*** Block opens ***

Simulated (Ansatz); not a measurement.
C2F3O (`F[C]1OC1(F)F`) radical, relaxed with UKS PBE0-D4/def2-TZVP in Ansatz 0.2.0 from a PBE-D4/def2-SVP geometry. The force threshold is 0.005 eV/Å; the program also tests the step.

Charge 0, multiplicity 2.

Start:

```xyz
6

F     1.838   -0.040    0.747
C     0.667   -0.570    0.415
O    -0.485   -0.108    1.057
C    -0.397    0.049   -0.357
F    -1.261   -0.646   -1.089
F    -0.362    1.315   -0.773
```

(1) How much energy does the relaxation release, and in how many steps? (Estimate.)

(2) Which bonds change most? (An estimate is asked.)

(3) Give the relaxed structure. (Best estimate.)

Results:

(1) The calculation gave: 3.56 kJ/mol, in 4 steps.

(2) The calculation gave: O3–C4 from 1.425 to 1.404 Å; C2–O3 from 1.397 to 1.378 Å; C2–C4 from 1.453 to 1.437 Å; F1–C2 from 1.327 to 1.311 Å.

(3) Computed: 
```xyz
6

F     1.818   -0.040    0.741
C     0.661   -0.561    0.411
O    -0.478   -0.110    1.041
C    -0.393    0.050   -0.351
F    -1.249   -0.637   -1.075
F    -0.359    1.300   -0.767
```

*** Block closes ***

▶ _Requirement_
Above are the records; retype them all without a single difference.

▶ _Expected answer_
Simulated (Ansatz); not a measurement.
C2F3O (`F[C]1OC1(F)F`) radical, relaxed with UKS PBE0-D4/def2-TZVP in Ansatz 0.2.0 from a PBE-D4/def2-SVP geometry. The force threshold is 0.005 eV/Å; the program also tests the step.

Charge 0, multiplicity 2.

Start:

```xyz
6

F     1.838   -0.040    0.747
C     0.667   -0.570    0.415
O    -0.485   -0.108    1.057
C    -0.397    0.049   -0.357
F    -1.261   -0.646   -1.089
F    -0.362    1.315   -0.773
```

(1) How much energy does the relaxation release, and in how many steps? (Estimate.)

(2) Which bonds change most? (An estimate is asked.)

(3) Give the relaxed structure. (Best estimate.)

Results:

(1) The calculation gave: 3.56 kJ/mol, in 4 steps.

(2) The calculation gave: O3–C4 from 1.425 to 1.404 Å; C2–O3 from 1.397 to 1.378 Å; C2–C4 from 1.453 to 1.437 Å; F1–C2 from 1.327 to 1.311 Å.

(3) Computed: 
```xyz
6

F     1.818   -0.040    0.741
C     0.661   -0.561    0.411
O    -0.478   -0.110    1.041
C    -0.393    0.050   -0.351
F    -1.249   -0.637   -1.075
F    -0.359    1.300   -0.767
```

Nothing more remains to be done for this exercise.